**INFORMATION GIVEN**
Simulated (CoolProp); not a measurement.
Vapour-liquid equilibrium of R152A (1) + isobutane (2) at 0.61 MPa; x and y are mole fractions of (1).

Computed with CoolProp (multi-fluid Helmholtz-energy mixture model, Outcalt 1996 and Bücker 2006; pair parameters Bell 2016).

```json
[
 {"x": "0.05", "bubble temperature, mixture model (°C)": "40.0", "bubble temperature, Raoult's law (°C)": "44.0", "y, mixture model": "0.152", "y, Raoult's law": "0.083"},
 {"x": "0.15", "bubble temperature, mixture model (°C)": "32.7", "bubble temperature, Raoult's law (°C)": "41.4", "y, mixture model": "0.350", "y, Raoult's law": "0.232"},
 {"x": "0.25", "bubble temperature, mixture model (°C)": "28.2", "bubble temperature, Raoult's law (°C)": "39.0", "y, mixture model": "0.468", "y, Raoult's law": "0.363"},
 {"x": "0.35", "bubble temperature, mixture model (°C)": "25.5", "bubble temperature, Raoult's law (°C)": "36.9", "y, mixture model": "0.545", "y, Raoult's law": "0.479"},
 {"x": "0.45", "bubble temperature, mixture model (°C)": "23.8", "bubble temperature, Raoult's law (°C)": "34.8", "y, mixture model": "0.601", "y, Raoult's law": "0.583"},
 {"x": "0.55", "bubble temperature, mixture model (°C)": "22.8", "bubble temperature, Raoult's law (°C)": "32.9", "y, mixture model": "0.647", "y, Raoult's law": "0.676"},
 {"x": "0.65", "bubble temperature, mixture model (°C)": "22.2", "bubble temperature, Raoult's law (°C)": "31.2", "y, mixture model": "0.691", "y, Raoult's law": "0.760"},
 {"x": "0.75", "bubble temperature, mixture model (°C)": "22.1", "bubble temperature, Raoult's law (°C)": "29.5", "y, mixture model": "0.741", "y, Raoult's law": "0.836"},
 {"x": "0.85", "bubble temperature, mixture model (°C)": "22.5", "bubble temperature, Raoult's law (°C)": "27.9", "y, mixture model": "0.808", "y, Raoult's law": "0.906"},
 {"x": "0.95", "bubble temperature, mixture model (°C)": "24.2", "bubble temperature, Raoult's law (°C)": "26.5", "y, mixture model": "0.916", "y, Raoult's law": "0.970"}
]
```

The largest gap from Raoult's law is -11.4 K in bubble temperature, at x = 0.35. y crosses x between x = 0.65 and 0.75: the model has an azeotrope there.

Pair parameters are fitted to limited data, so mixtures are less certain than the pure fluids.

**EXERCISE**
Exactly as they appear, retype the lines from the start of the records through the line containing "Computed with CoolProp".

**EXERCISE SOLUTION**
Simulated (CoolProp); not a measurement.
Vapour-liquid equilibrium of R152A (1) + isobutane (2) at 0.61 MPa; x and y are mole fractions of (1).

Computed with CoolProp (multi-fluid Helmholtz-energy mixture model, Outcalt 1996 and Bücker 2006; pair parameters Bell 2016).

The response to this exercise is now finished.